——

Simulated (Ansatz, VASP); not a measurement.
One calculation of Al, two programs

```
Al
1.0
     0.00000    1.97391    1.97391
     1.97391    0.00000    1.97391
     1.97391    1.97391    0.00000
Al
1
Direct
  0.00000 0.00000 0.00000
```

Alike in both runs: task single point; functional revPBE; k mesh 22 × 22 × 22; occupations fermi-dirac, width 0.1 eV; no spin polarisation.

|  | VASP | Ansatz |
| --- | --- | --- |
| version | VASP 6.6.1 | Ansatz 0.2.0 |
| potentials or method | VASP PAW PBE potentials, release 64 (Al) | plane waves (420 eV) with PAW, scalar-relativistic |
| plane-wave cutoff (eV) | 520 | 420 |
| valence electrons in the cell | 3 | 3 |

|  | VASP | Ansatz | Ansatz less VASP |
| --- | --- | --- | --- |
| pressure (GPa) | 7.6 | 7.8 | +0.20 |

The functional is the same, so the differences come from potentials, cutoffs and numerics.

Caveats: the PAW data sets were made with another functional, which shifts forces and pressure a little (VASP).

——

■ Work instruction:
Take the lines from the start of the records through the line holding "PAW, scalar-relativistic |", both included, and please print them exactly, with nothing else.

■ Response:
Simulated (Ansatz, VASP); not a measurement.
One calculation of Al, two programs

```
Al
1.0
     0.00000    1.97391    1.97391
     1.97391    0.00000    1.97391
     1.97391    1.97391    0.00000
Al
1
Direct
  0.00000 0.00000 0.00000
```

Alike in both runs: task single point; functional revPBE; k mesh 22 × 22 × 22; occupations fermi-dirac, width 0.1 eV; no spin polarisation.

|  | VASP | Ansatz |
| --- | --- | --- |
| version | VASP 6.6.1 | Ansatz 0.2.0 |
| potentials or method | VASP PAW PBE potentials, release 64 (Al) | plane waves (420 eV) with PAW, scalar-relativistic |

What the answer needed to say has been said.